○ ○ ○ ○ ○ ○ ○
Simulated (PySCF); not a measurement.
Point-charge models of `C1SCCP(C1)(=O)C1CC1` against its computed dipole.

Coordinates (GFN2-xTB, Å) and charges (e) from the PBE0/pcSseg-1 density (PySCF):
○ ○ ○ ○ ○ ○ ○

■ Brief
In this exercise, repeat the entries above verbatim.

■ Task solution
Simulated (PySCF); not a measurement.
Point-charge models of `C1SCCP(C1)(=O)C1CC1` against its computed dipole.

Coordinates (GFN2-xTB, Å) and charges (e) from the PBE0/pcSseg-1 density (PySCF):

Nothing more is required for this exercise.